--- Work order ---
The expected answer holds every line from the first line of the data below through the line containing "Ansatz 0.2.0 |", exactly as written, and no other line.

--- Excerpted records ---
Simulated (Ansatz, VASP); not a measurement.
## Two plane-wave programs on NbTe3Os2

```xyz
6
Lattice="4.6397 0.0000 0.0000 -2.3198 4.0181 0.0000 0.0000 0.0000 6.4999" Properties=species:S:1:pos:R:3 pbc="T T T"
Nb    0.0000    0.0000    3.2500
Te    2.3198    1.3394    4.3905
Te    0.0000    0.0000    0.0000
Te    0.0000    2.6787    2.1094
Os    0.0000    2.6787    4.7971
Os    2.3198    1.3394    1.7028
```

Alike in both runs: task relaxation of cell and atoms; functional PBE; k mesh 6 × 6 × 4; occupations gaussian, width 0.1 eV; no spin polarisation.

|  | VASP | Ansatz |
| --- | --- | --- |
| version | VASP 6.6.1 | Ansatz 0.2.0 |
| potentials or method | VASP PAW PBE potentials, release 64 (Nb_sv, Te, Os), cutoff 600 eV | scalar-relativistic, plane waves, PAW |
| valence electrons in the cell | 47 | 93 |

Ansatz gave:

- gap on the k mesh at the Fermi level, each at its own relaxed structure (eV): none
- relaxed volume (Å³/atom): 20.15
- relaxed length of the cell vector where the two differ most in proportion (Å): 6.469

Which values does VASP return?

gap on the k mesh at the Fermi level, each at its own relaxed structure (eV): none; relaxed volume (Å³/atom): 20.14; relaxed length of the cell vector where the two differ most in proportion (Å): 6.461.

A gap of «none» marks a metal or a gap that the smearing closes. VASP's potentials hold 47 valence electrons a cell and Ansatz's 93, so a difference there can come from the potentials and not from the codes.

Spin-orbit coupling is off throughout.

--- Task solution ---
Simulated (Ansatz, VASP); not a measurement.
## Two plane-wave programs on NbTe3Os2

```xyz
6
Lattice="4.6397 0.0000 0.0000 -2.3198 4.0181 0.0000 0.0000 0.0000 6.4999" Properties=species:S:1:pos:R:3 pbc="T T T"
Nb    0.0000    0.0000    3.2500
Te    2.3198    1.3394    4.3905
Te    0.0000    0.0000    0.0000
Te    0.0000    2.6787    2.1094
Os    0.0000    2.6787    4.7971
Os    2.3198    1.3394    1.7028
```

Alike in both runs: task relaxation of cell and atoms; functional PBE; k mesh 6 × 6 × 4; occupations gaussian, width 0.1 eV; no spin polarisation.

|  | VASP | Ansatz |
| --- | --- | --- |
| version | VASP 6.6.1 | Ansatz 0.2.0 |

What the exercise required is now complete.